> **Activity**
Starting at the line that has "## A study: ClH3O3Ti, SMILES" and stopping after the line that has "PySCF calculation, B3LYP/def2-SVPD, gas", reproduce the listing below exactly; omit everything else.

> **Study material**
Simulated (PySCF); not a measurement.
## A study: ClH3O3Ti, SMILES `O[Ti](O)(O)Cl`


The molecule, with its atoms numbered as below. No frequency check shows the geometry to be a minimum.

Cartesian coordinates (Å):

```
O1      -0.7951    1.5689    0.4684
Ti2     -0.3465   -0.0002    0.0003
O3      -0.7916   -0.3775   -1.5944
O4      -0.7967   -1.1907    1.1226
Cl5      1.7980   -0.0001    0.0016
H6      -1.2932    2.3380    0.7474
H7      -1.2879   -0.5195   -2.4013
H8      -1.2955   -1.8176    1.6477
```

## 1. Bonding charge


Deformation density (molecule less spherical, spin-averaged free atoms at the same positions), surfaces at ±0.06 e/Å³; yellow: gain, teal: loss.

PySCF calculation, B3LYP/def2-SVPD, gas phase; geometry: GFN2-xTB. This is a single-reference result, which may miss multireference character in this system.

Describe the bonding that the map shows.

> **Your response**
## A study: ClH3O3Ti, SMILES `O[Ti](O)(O)Cl`


The molecule, with its atoms numbered as below. No frequency check shows the geometry to be a minimum.

Cartesian coordinates (Å):

```
O1      -0.7951    1.5689    0.4684
Ti2     -0.3465   -0.0002    0.0003
O3      -0.7916   -0.3775   -1.5944
O4      -0.7967   -1.1907    1.1226
Cl5      1.7980   -0.0001    0.0016
H6      -1.2932    2.3380    0.7474
H7      -1.2879   -0.5195   -2.4013
H8      -1.2955   -1.8176    1.6477
```

## 1. Bonding charge


Deformation density (molecule less spherical, spin-averaged free atoms at the same positions), surfaces at ±0.06 e/Å³; yellow: gain, teal: loss.

PySCF calculation, B3LYP/def2-SVPD, gas phase; geometry: GFN2-xTB. This is a single-reference result, which may miss multireference character in this system.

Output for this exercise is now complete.